* **EXERCISE**: Repeat the entries exactly as they appear.

* **DATA TO EXAMINE**:
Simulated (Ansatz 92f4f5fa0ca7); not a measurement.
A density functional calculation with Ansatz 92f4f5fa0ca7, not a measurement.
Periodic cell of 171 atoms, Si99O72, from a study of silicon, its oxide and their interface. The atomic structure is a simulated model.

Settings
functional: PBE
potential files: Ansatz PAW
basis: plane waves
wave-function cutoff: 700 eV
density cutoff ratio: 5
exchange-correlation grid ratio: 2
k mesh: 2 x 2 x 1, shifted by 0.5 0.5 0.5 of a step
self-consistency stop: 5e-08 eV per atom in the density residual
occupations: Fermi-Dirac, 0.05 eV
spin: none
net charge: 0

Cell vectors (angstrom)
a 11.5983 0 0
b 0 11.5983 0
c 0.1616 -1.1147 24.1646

* **EXERCISE OUTPUT**:
Simulated (Ansatz 92f4f5fa0ca7); not a measurement.
A density functional calculation with Ansatz 92f4f5fa0ca7, not a measurement.
Periodic cell of 171 atoms, Si99O72, from a study of silicon, its oxide and their interface. The atomic structure is a simulated model.

Settings
functional: PBE
potential files: Ansatz PAW
basis: plane waves
wave-function cutoff: 700 eV
density cutoff ratio: 5
exchange-correlation grid ratio: 2
k mesh: 2 x 2 x 1, shifted by 0.5 0.5 0.5 of a step
self-consistency stop: 5e-08 eV per atom in the density residual
occupations: Fermi-Dirac, 0.05 eV
spin: none
net charge: 0

Cell vectors (angstrom)
a 11.5983 0 0
b 0 11.5983 0
c 0.1616 -1.1147 24.1646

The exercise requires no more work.